**Work order:** Somewhere below is a line with "These are results" and, later, a line with "The runs use"; repeat those two lines and all the lines between them, exactly as they are.

**Provided material:**
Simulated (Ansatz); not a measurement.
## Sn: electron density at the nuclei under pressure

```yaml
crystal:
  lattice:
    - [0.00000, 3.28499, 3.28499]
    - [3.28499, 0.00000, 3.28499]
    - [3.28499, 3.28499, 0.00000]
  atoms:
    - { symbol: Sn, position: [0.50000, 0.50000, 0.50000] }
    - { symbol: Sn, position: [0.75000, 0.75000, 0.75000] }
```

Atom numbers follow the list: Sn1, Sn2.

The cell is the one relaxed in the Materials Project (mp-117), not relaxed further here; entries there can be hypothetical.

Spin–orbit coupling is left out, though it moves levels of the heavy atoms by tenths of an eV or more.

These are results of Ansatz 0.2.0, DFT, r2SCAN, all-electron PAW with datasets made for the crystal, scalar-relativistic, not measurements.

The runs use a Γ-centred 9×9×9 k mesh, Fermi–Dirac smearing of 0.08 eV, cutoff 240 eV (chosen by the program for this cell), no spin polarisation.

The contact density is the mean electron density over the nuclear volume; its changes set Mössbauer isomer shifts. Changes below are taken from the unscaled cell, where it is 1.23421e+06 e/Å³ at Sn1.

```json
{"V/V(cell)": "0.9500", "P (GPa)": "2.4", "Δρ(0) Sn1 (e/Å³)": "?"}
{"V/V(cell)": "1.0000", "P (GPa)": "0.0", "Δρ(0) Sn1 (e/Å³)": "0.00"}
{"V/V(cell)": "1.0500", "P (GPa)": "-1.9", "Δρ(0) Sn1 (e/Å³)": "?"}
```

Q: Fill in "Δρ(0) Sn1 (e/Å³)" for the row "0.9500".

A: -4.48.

**Task solution:**
These are results of Ansatz 0.2.0, DFT, r2SCAN, all-electron PAW with datasets made for the crystal, scalar-relativistic, not measurements.

The runs use a Γ-centred 9×9×9 k mesh, Fermi–Dirac smearing of 0.08 eV, cutoff 240 eV (chosen by the program for this cell), no spin polarisation.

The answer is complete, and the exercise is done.